Requirement: Write out all of the data without omission, exactly as shown.

(Material provided)

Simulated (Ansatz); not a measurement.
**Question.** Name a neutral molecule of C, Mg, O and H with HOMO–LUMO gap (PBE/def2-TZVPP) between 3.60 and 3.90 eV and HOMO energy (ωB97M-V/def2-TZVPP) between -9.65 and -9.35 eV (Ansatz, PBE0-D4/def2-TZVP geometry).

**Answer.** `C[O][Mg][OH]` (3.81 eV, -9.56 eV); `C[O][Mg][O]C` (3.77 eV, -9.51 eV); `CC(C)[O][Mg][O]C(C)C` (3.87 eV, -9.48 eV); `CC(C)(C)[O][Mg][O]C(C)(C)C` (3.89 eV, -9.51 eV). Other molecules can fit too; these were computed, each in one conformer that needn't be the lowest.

(End Material provided)

Answer box:
Simulated (Ansatz); not a measurement.
**Question.** Name a neutral molecule of C, Mg, O and H with HOMO–LUMO gap (PBE/def2-TZVPP) between 3.60 and 3.90 eV and HOMO energy (ωB97M-V/def2-TZVPP) between -9.65 and -9.35 eV (Ansatz, PBE0-D4/def2-TZVP geometry).

**Answer.** `C[O][Mg][OH]` (3.81 eV, -9.56 eV); `C[O][Mg][O]C` (3.77 eV, -9.51 eV); `CC(C)[O][Mg][O]C(C)C` (3.87 eV, -9.48 eV); `CC(C)(C)[O][Mg][O]C(C)(C)C` (3.89 eV, -9.51 eV). Other molecules can fit too; these were computed, each in one conformer that needn't be the lowest.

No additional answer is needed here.